■ **WORK INSTRUCTION**
Extract, unchanged, each line of the listing below from its first line through the line that contains "Several settings changed at once.", inclusive, and nothing else.

══ RECORDED INFORMATION

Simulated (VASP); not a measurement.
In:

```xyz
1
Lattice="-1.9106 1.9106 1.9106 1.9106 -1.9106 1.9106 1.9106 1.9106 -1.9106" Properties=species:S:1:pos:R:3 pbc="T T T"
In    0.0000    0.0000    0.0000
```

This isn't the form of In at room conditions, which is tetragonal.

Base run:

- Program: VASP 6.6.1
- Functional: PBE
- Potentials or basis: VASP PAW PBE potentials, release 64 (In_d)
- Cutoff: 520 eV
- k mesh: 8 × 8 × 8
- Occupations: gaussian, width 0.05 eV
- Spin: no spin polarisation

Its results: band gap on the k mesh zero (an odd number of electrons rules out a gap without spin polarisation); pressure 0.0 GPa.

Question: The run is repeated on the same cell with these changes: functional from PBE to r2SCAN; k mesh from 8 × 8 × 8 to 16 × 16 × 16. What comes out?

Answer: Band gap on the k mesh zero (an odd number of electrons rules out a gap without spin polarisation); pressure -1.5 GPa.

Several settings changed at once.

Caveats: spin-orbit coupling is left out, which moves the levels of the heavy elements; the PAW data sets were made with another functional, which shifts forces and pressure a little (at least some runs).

════

■ **TASK RESULT**
Simulated (VASP); not a measurement.
In:

```xyz
1
Lattice="-1.9106 1.9106 1.9106 1.9106 -1.9106 1.9106 1.9106 1.9106 -1.9106" Properties=species:S:1:pos:R:3 pbc="T T T"
In    0.0000    0.0000    0.0000
```

This isn't the form of In at room conditions, which is tetragonal.

Base run:

- Program: VASP 6.6.1
- Functional: PBE
- Potentials or basis: VASP PAW PBE potentials, release 64 (In_d)
- Cutoff: 520 eV
- k mesh: 8 × 8 × 8
- Occupations: gaussian, width 0.05 eV
- Spin: no spin polarisation

Its results: band gap on the k mesh zero (an odd number of electrons rules out a gap without spin polarisation); pressure 0.0 GPa.

Question: The run is repeated on the same cell with these changes: functional from PBE to r2SCAN; k mesh from 8 × 8 × 8 to 16 × 16 × 16. What comes out?

Answer: Band gap on the k mesh zero (an odd number of electrons rules out a gap without spin polarisation); pressure -1.5 GPa.

Several settings changed at once.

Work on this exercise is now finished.